TASK ITEM. Begin at the top of the following data. Copy each line exactly until you have copied the line containing "Levels at points".

GIVEN RECORDS.
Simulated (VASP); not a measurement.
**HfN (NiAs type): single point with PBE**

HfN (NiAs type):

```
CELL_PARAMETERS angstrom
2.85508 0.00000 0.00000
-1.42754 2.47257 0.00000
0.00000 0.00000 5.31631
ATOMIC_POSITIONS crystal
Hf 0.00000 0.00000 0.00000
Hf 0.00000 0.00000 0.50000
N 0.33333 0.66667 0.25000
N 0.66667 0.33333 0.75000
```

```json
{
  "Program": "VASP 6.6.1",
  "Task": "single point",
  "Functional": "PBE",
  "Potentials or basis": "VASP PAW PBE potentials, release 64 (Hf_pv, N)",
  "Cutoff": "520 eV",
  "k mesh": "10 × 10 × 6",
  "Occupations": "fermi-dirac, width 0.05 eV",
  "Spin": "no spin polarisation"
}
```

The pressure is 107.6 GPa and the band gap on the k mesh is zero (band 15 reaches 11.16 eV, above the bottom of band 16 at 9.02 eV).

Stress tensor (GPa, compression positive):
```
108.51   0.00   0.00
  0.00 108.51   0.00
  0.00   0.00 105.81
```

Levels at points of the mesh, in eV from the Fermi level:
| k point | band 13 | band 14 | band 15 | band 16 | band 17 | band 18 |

TASK RESULT.
Simulated (VASP); not a measurement.
**HfN (NiAs type): single point with PBE**

HfN (NiAs type):

```
CELL_PARAMETERS angstrom
2.85508 0.00000 0.00000
-1.42754 2.47257 0.00000
0.00000 0.00000 5.31631
ATOMIC_POSITIONS crystal
Hf 0.00000 0.00000 0.00000
Hf 0.00000 0.00000 0.50000
N 0.33333 0.66667 0.25000
N 0.66667 0.33333 0.75000
```

```json
{
  "Program": "VASP 6.6.1",
  "Task": "single point",
  "Functional": "PBE",
  "Potentials or basis": "VASP PAW PBE potentials, release 64 (Hf_pv, N)",
  "Cutoff": "520 eV",
  "k mesh": "10 × 10 × 6",
  "Occupations": "fermi-dirac, width 0.05 eV",
  "Spin": "no spin polarisation"
}
```

The pressure is 107.6 GPa and the band gap on the k mesh is zero (band 15 reaches 11.16 eV, above the bottom of band 16 at 9.02 eV).

Stress tensor (GPa, compression positive):
```
108.51   0.00   0.00
  0.00 108.51   0.00
  0.00   0.00 105.81
```

Levels at points of the mesh, in eV from the Fermi level:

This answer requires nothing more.